**Required action:** Among the entries below, take the line with "11.158 | 0.00 |" and the line with "12.051 | 19.78 |", and output them and every line between them exactly, with nothing else.

===== Excerpted records =====
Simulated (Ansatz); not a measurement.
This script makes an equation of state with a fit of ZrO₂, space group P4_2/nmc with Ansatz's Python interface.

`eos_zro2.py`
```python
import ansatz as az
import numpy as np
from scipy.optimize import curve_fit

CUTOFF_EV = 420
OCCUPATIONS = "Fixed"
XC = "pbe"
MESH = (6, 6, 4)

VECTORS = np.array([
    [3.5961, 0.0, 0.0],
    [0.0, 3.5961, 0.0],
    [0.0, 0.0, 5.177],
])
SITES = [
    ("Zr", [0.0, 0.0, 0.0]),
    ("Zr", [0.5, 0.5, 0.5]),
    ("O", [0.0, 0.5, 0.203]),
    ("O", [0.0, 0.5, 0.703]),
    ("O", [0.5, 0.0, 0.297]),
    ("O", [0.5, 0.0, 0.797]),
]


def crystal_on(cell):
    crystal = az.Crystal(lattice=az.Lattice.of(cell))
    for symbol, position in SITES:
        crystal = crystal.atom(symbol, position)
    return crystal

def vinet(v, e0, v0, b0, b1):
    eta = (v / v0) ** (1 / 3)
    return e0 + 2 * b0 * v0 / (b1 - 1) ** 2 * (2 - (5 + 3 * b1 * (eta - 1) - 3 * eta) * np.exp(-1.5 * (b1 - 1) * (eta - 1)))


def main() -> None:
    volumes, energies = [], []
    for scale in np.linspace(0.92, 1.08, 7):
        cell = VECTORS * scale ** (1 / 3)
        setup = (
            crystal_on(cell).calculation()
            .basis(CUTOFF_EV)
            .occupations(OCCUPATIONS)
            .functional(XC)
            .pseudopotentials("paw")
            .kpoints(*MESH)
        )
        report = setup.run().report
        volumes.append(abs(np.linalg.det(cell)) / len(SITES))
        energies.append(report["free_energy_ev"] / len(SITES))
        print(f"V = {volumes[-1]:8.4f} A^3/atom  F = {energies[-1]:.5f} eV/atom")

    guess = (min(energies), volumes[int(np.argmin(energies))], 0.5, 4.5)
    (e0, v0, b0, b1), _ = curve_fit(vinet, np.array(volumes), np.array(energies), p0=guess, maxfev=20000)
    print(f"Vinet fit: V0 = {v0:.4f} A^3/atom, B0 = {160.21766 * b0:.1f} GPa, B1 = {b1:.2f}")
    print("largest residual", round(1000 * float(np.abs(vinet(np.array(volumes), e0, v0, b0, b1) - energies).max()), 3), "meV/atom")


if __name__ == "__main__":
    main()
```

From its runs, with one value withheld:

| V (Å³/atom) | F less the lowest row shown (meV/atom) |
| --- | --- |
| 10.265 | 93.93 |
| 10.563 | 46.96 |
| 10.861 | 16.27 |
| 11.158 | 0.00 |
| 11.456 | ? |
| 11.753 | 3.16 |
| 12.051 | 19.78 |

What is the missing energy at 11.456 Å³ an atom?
=====

**Written response:**
| 11.158 | 0.00 |
| 11.456 | ? |
| 11.753 | 3.16 |
| 12.051 | 19.78 |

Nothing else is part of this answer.